(DATA Opens)
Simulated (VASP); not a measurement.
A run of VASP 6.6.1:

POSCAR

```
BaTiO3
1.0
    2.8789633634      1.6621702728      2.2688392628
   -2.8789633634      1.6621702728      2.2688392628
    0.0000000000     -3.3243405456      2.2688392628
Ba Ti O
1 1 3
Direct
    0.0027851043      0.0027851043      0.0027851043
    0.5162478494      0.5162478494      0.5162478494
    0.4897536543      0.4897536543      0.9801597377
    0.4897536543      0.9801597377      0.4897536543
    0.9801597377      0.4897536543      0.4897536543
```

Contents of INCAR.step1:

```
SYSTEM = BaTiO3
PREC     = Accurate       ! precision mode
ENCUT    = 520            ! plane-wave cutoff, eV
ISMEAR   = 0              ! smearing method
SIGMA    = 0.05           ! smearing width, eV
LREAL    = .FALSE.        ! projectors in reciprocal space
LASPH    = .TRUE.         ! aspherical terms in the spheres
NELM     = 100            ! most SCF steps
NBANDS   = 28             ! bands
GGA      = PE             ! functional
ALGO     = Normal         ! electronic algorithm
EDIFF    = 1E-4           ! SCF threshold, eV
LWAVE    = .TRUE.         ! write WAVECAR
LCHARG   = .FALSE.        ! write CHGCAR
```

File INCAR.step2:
(DATA Closes)

Each entry needs to be given again exactly as it stands.

Simulated (VASP); not a measurement.
A run of VASP 6.6.1:

POSCAR

```
BaTiO3
1.0
    2.8789633634      1.6621702728      2.2688392628
   -2.8789633634      1.6621702728      2.2688392628
    0.0000000000     -3.3243405456      2.2688392628
Ba Ti O
1 1 3
Direct
    0.0027851043      0.0027851043      0.0027851043
    0.5162478494      0.5162478494      0.5162478494
    0.4897536543      0.4897536543      0.9801597377
    0.4897536543      0.9801597377      0.4897536543
    0.9801597377      0.4897536543      0.4897536543
```

Contents of INCAR.step1:

```
SYSTEM = BaTiO3
PREC     = Accurate       ! precision mode
ENCUT    = 520            ! plane-wave cutoff, eV
ISMEAR   = 0              ! smearing method
SIGMA    = 0.05           ! smearing width, eV
LREAL    = .FALSE.        ! projectors in reciprocal space
LASPH    = .TRUE.         ! aspherical terms in the spheres
NELM     = 100            ! most SCF steps
NBANDS   = 28             ! bands
GGA      = PE             ! functional
ALGO     = Normal         ! electronic algorithm
EDIFF    = 1E-4           ! SCF threshold, eV
LWAVE    = .TRUE.         ! write WAVECAR
LCHARG   = .FALSE.        ! write CHGCAR
```

File INCAR.step2:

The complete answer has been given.